--- DATA Enclosed Below ---

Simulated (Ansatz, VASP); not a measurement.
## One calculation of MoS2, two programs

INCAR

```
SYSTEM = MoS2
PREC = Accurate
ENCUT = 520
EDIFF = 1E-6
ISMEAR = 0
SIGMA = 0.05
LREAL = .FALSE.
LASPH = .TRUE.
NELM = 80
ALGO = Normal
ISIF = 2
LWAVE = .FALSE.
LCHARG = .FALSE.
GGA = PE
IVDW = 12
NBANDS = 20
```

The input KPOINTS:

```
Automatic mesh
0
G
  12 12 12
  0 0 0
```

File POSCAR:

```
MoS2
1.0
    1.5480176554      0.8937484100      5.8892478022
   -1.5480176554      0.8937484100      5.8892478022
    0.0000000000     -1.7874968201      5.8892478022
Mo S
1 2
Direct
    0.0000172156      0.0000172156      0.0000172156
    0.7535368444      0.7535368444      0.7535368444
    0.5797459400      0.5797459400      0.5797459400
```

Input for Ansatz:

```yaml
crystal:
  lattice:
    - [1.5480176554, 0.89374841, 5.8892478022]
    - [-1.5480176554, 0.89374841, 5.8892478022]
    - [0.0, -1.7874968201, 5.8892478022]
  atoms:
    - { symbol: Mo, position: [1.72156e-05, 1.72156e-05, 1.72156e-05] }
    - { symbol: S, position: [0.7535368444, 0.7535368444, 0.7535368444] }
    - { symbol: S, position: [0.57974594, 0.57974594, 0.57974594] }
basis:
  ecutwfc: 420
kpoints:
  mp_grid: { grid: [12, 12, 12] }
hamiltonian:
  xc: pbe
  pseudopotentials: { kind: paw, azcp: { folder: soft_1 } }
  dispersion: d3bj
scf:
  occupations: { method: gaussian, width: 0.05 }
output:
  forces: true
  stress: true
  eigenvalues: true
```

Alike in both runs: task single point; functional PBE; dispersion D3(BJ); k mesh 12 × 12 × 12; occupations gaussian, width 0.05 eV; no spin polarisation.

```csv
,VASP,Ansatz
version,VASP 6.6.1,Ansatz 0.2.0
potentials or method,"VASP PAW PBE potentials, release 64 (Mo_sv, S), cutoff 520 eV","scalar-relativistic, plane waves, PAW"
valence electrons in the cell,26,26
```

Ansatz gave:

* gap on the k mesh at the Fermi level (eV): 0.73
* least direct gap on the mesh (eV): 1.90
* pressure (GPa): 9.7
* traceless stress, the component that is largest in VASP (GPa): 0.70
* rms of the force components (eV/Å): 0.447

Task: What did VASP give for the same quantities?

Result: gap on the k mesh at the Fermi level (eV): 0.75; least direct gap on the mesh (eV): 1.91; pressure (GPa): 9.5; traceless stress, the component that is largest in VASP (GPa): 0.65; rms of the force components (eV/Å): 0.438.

--- End of Enclosed DATA ---

Repeat the records above line by line, from the first line through the line that contains "Task: What did".

(RESPONSE BOX)
Simulated (Ansatz, VASP); not a measurement.
## One calculation of MoS2, two programs

INCAR

```
SYSTEM = MoS2
PREC = Accurate
ENCUT = 520
EDIFF = 1E-6
ISMEAR = 0
SIGMA = 0.05
LREAL = .FALSE.
LASPH = .TRUE.
NELM = 80
ALGO = Normal
ISIF = 2
LWAVE = .FALSE.
LCHARG = .FALSE.
GGA = PE
IVDW = 12
NBANDS = 20
```

The input KPOINTS:

```
Automatic mesh
0
G
  12 12 12
  0 0 0
```

File POSCAR:

```
MoS2
1.0
    1.5480176554      0.8937484100      5.8892478022
   -1.5480176554      0.8937484100      5.8892478022
    0.0000000000     -1.7874968201      5.8892478022
Mo S
1 2
Direct
    0.0000172156      0.0000172156      0.0000172156
    0.7535368444      0.7535368444      0.7535368444
    0.5797459400      0.5797459400      0.5797459400
```

Input for Ansatz:

```yaml
crystal:
  lattice:
    - [1.5480176554, 0.89374841, 5.8892478022]
    - [-1.5480176554, 0.89374841, 5.8892478022]
    - [0.0, -1.7874968201, 5.8892478022]
  atoms:
    - { symbol: Mo, position: [1.72156e-05, 1.72156e-05, 1.72156e-05] }
    - { symbol: S, position: [0.7535368444, 0.7535368444, 0.7535368444] }
    - { symbol: S, position: [0.57974594, 0.57974594, 0.57974594] }
basis:
  ecutwfc: 420
kpoints:
  mp_grid: { grid: [12, 12, 12] }
hamiltonian:
  xc: pbe
  pseudopotentials: { kind: paw, azcp: { folder: soft_1 } }
  dispersion: d3bj
scf:
  occupations: { method: gaussian, width: 0.05 }
output:
  forces: true
  stress: true
  eigenvalues: true
```

Alike in both runs: task single point; functional PBE; dispersion D3(BJ); k mesh 12 × 12 × 12; occupations gaussian, width 0.05 eV; no spin polarisation.

```csv
,VASP,Ansatz
version,VASP 6.6.1,Ansatz 0.2.0
potentials or method,"VASP PAW PBE potentials, release 64 (Mo_sv, S), cutoff 520 eV","scalar-relativistic, plane waves, PAW"
valence electrons in the cell,26,26
```

Ansatz gave:

* gap on the k mesh at the Fermi level (eV): 0.73
* least direct gap on the mesh (eV): 1.90
* pressure (GPa): 9.7
* traceless stress, the component that is largest in VASP (GPa): 0.70
* rms of the force components (eV/Å): 0.447

Task: What did VASP give for the same quantities?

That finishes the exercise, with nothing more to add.